* [REQUIREMENT] Everything from the first line of the material below through the line containing "Geometry: PBE0-D3(BJ)/def2-SVP. The" is to be printed exactly, and nothing more.

* [SUPPLIED RECORDS]
___

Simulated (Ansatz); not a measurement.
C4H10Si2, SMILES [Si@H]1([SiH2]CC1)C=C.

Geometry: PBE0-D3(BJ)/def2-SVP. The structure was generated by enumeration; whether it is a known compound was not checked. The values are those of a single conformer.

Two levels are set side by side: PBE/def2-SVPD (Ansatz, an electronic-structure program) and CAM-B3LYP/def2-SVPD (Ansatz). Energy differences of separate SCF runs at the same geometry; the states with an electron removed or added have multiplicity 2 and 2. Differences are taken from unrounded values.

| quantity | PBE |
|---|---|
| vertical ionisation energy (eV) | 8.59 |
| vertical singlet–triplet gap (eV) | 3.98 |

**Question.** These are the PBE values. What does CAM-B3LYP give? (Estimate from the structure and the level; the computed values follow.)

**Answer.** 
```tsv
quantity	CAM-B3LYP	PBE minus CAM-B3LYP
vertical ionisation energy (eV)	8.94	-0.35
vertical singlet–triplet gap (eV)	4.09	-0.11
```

___

* [WRITTEN REPLY]
Simulated (Ansatz); not a measurement.
C4H10Si2, SMILES [Si@H]1([SiH2]CC1)C=C.

Geometry: PBE0-D3(BJ)/def2-SVP. The structure was generated by enumeration; whether it is a known compound was not checked. The values are those of a single conformer.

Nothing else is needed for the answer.